== Segment start ==

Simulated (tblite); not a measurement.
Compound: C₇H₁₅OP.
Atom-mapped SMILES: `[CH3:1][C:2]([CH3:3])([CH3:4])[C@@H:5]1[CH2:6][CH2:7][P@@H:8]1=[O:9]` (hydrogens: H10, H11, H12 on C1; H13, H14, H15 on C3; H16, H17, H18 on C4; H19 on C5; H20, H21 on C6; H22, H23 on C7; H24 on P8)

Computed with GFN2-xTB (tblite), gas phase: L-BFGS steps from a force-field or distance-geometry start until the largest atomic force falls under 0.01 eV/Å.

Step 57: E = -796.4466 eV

== Segment end ==

> [WORK INSTRUCTION] In the listing above, find the line with "Compound: C₇H₁₅OP." and the line with "Computed with GFN2-xTB". Output those two lines and every line between them, exactly as written.

> [RESULT]
Compound: C₇H₁₅OP.
Atom-mapped SMILES: `[CH3:1][C:2]([CH3:3])([CH3:4])[C@@H:5]1[CH2:6][CH2:7][P@@H:8]1=[O:9]` (hydrogens: H10, H11, H12 on C1; H13, H14, H15 on C3; H16, H17, H18 on C4; H19 on C5; H20, H21 on C6; H22, H23 on C7; H24 on P8)

Computed with GFN2-xTB (tblite), gas phase: L-BFGS steps from a force-field or distance-geometry start until the largest atomic force falls under 0.01 eV/Å.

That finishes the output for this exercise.